▶ [Action item] Reproduce every entry in the listing without alteration.

▶ [Listed records]
^^^^^^^^
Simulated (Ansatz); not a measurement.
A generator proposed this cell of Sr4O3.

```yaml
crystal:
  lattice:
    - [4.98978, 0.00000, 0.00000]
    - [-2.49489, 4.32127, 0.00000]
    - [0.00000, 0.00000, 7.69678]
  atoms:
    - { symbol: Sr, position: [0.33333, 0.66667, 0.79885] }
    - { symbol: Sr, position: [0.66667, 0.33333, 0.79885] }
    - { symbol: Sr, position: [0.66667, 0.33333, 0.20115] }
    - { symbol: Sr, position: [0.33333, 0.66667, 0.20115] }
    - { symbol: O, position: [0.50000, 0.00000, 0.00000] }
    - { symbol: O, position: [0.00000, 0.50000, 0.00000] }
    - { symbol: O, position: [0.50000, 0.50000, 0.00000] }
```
^^^^^^^^

▶ [Task solution]
Simulated (Ansatz); not a measurement.
A generator proposed this cell of Sr4O3.

```yaml
crystal:
  lattice:
    - [4.98978, 0.00000, 0.00000]
    - [-2.49489, 4.32127, 0.00000]
    - [0.00000, 0.00000, 7.69678]
  atoms:
    - { symbol: Sr, position: [0.33333, 0.66667, 0.79885] }
    - { symbol: Sr, position: [0.66667, 0.33333, 0.79885] }
    - { symbol: Sr, position: [0.66667, 0.33333, 0.20115] }
    - { symbol: Sr, position: [0.33333, 0.66667, 0.20115] }
    - { symbol: O, position: [0.50000, 0.00000, 0.00000] }
    - { symbol: O, position: [0.00000, 0.50000, 0.00000] }
    - { symbol: O, position: [0.50000, 0.50000, 0.00000] }
```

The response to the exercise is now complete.